* _Action item_:
Restrict the output to the lines below starting at the one that contains "single point |" and ending at the one that contains "- Largest force: 0.102 eV/Å", and restate them word for word, both ends included.

* _Supplied data_:
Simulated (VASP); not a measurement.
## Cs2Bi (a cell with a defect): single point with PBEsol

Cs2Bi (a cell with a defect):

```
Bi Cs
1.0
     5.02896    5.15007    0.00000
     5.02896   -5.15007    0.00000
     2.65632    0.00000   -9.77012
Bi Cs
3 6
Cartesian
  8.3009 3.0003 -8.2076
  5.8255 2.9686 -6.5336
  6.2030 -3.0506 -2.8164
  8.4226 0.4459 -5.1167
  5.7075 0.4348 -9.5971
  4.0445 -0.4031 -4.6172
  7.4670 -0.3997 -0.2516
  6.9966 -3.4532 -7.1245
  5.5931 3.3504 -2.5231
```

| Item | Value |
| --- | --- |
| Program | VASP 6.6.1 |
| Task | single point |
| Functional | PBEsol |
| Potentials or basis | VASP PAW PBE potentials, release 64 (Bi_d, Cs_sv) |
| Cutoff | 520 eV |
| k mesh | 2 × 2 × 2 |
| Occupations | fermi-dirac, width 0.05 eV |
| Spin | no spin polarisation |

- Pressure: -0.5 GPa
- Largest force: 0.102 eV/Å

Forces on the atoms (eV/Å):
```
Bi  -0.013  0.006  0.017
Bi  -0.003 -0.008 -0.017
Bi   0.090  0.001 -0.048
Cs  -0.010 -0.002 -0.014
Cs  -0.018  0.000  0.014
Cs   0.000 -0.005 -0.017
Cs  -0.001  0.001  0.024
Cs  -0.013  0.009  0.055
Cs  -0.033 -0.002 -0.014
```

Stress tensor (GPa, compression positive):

* _Result_:
| Task | single point |
| Functional | PBEsol |
| Potentials or basis | VASP PAW PBE potentials, release 64 (Bi_d, Cs_sv) |
| Cutoff | 520 eV |
| k mesh | 2 × 2 × 2 |
| Occupations | fermi-dirac, width 0.05 eV |
| Spin | no spin polarisation |

- Pressure: -0.5 GPa
- Largest force: 0.102 eV/Å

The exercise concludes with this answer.